******
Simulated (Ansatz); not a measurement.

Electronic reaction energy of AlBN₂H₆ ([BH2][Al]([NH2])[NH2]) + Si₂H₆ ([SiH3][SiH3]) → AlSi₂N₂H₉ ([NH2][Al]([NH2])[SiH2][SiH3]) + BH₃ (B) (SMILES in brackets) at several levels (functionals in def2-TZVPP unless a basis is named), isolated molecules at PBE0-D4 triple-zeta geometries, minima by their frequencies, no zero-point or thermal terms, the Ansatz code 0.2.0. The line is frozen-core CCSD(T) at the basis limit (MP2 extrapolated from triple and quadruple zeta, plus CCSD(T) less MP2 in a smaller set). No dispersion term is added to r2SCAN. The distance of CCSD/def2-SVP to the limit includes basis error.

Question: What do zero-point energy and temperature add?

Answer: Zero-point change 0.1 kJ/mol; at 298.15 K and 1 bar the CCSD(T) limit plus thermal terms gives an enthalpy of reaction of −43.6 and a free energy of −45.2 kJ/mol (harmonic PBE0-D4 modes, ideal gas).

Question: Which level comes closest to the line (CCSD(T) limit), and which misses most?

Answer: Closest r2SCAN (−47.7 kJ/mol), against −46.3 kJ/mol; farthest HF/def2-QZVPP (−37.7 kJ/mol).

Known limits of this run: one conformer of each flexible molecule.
******

[Requirement]
All of the material above must be transcribed exactly, with no line dropped.

[Task answer]
Simulated (Ansatz); not a measurement.

Electronic reaction energy of AlBN₂H₆ ([BH2][Al]([NH2])[NH2]) + Si₂H₆ ([SiH3][SiH3]) → AlSi₂N₂H₉ ([NH2][Al]([NH2])[SiH2][SiH3]) + BH₃ (B) (SMILES in brackets) at several levels (functionals in def2-TZVPP unless a basis is named), isolated molecules at PBE0-D4 triple-zeta geometries, minima by their frequencies, no zero-point or thermal terms, the Ansatz code 0.2.0. The line is frozen-core CCSD(T) at the basis limit (MP2 extrapolated from triple and quadruple zeta, plus CCSD(T) less MP2 in a smaller set). No dispersion term is added to r2SCAN. The distance of CCSD/def2-SVP to the limit includes basis error.

Question: What do zero-point energy and temperature add?

Answer: Zero-point change 0.1 kJ/mol; at 298.15 K and 1 bar the CCSD(T) limit plus thermal terms gives an enthalpy of reaction of −43.6 and a free energy of −45.2 kJ/mol (harmonic PBE0-D4 modes, ideal gas).

Question: Which level comes closest to the line (CCSD(T) limit), and which misses most?

Answer: Closest r2SCAN (−47.7 kJ/mol), against −46.3 kJ/mol; farthest HF/def2-QZVPP (−37.7 kJ/mol).

Known limits of this run: one conformer of each flexible molecule.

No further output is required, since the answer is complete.